○ ○ ○

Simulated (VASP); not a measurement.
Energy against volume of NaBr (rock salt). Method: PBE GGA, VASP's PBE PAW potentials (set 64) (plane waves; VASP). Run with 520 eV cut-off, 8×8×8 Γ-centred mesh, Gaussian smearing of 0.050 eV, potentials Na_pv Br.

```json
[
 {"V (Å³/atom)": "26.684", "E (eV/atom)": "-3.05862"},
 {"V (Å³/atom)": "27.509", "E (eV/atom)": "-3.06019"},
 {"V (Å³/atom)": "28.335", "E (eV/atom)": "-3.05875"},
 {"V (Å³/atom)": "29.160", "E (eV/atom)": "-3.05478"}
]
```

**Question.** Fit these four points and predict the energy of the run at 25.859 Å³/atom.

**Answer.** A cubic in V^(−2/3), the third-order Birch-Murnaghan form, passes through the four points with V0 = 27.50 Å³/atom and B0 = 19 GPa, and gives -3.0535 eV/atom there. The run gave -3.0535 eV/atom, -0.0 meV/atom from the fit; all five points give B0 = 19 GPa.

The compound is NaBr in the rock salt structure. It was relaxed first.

○ ○ ○

Line by line, return the whole listing without a single difference.

Simulated (VASP); not a measurement.
Energy against volume of NaBr (rock salt). Method: PBE GGA, VASP's PBE PAW potentials (set 64) (plane waves; VASP). Run with 520 eV cut-off, 8×8×8 Γ-centred mesh, Gaussian smearing of 0.050 eV, potentials Na_pv Br.

```json
[
 {"V (Å³/atom)": "26.684", "E (eV/atom)": "-3.05862"},
 {"V (Å³/atom)": "27.509", "E (eV/atom)": "-3.06019"},
 {"V (Å³/atom)": "28.335", "E (eV/atom)": "-3.05875"},
 {"V (Å³/atom)": "29.160", "E (eV/atom)": "-3.05478"}
]
```

**Question.** Fit these four points and predict the energy of the run at 25.859 Å³/atom.

**Answer.** A cubic in V^(−2/3), the third-order Birch-Murnaghan form, passes through the four points with V0 = 27.50 Å³/atom and B0 = 19 GPa, and gives -3.0535 eV/atom there. The run gave -3.0535 eV/atom, -0.0 meV/atom from the fit; all five points give B0 = 19 GPa.

The compound is NaBr in the rock salt structure. It was relaxed first.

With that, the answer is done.